Information supplied:
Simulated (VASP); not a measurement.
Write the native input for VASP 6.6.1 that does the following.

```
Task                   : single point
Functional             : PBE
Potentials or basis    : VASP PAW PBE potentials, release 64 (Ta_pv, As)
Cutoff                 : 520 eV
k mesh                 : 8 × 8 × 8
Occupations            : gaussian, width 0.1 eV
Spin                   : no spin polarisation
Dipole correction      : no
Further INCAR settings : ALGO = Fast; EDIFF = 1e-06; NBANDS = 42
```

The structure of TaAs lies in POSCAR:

Assignment: Your task is to set down all of the entries exactly as they appear.

Solution:
Simulated (VASP); not a measurement.
Write the native input for VASP 6.6.1 that does the following.

```
Task                   : single point
Functional             : PBE
Potentials or basis    : VASP PAW PBE potentials, release 64 (Ta_pv, As)
Cutoff                 : 520 eV
k mesh                 : 8 × 8 × 8
Occupations            : gaussian, width 0.1 eV
Spin                   : no spin polarisation
Dipole correction      : no
Further INCAR settings : ALGO = Fast; EDIFF = 1e-06; NBANDS = 42
```

The structure of TaAs lies in POSCAR:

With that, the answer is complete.